◆ Input data

- - - - - - -

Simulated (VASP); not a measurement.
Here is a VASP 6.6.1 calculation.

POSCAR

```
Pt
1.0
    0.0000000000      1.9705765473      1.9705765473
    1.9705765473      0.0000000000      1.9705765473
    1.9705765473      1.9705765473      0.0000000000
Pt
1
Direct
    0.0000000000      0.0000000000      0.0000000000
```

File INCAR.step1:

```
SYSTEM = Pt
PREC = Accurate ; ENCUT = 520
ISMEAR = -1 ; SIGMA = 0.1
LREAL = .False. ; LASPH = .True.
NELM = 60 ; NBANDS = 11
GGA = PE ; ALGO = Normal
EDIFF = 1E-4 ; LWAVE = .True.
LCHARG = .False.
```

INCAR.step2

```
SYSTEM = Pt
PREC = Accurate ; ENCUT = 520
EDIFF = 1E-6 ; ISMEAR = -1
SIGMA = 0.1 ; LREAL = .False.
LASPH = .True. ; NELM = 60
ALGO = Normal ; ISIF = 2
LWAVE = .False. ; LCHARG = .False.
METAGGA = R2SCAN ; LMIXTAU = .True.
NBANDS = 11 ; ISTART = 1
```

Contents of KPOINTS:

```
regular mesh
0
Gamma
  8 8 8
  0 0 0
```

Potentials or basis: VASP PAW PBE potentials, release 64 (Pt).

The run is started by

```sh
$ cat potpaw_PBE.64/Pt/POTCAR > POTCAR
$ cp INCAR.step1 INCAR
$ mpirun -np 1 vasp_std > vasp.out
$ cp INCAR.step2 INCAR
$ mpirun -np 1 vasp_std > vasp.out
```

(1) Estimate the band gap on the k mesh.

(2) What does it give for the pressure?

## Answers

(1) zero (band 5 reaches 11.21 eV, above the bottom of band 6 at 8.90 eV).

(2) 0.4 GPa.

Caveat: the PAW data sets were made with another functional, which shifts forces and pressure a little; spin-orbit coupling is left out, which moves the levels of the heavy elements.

- - - - - - -

◆ Requirement
Looking at the data above, write out exactly the lines that start at the one containing "Potentials or basis: VASP" and end at the one containing "(2) 0.4 GPa."; include both and nothing beyond.

◆ Exercise output
Potentials or basis: VASP PAW PBE potentials, release 64 (Pt).

The run is started by

```sh
$ cat potpaw_PBE.64/Pt/POTCAR > POTCAR
$ cp INCAR.step1 INCAR
$ mpirun -np 1 vasp_std > vasp.out
$ cp INCAR.step2 INCAR
$ mpirun -np 1 vasp_std > vasp.out
```

(1) Estimate the band gap on the k mesh.

(2) What does it give for the pressure?

## Answers

(1) zero (band 5 reaches 11.21 eV, above the bottom of band 6 at 8.90 eV).

(2) 0.4 GPa.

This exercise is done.